Retype the entries exactly. Include every line.

Start of Supplied information

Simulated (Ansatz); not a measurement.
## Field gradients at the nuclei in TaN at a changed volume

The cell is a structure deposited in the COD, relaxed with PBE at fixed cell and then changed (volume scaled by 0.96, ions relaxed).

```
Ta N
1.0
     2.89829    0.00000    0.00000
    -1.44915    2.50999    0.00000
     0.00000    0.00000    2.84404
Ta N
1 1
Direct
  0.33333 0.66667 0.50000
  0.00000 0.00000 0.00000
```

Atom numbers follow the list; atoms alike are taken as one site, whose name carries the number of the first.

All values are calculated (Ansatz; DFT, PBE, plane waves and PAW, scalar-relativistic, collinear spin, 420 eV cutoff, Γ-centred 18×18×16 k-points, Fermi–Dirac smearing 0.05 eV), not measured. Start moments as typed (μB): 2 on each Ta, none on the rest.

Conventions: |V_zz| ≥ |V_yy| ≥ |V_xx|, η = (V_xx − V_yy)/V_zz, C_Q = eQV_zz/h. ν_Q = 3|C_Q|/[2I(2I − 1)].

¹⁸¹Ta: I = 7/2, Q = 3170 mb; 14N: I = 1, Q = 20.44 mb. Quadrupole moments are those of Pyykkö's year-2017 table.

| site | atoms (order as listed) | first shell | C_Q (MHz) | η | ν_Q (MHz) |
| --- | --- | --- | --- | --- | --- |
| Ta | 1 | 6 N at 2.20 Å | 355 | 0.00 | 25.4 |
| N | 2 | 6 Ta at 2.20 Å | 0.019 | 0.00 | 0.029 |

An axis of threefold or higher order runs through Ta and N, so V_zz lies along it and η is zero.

End of Supplied information

▶ _Task output_:
Simulated (Ansatz); not a measurement.
## Field gradients at the nuclei in TaN at a changed volume

The cell is a structure deposited in the COD, relaxed with PBE at fixed cell and then changed (volume scaled by 0.96, ions relaxed).

```
Ta N
1.0
     2.89829    0.00000    0.00000
    -1.44915    2.50999    0.00000
     0.00000    0.00000    2.84404
Ta N
1 1
Direct
  0.33333 0.66667 0.50000
  0.00000 0.00000 0.00000
```

Atom numbers follow the list; atoms alike are taken as one site, whose name carries the number of the first.

All values are calculated (Ansatz; DFT, PBE, plane waves and PAW, scalar-relativistic, collinear spin, 420 eV cutoff, Γ-centred 18×18×16 k-points, Fermi–Dirac smearing 0.05 eV), not measured. Start moments as typed (μB): 2 on each Ta, none on the rest.

Conventions: |V_zz| ≥ |V_yy| ≥ |V_xx|, η = (V_xx − V_yy)/V_zz, C_Q = eQV_zz/h. ν_Q = 3|C_Q|/[2I(2I − 1)].

¹⁸¹Ta: I = 7/2, Q = 3170 mb; 14N: I = 1, Q = 20.44 mb. Quadrupole moments are those of Pyykkö's year-2017 table.

| site | atoms (order as listed) | first shell | C_Q (MHz) | η | ν_Q (MHz) |
| --- | --- | --- | --- | --- | --- |
| Ta | 1 | 6 N at 2.20 Å | 355 | 0.00 | 25.4 |
| N | 2 | 6 Ta at 2.20 Å | 0.019 | 0.00 | 0.029 |

An axis of threefold or higher order runs through Ta and N, so V_zz lies along it and η is zero.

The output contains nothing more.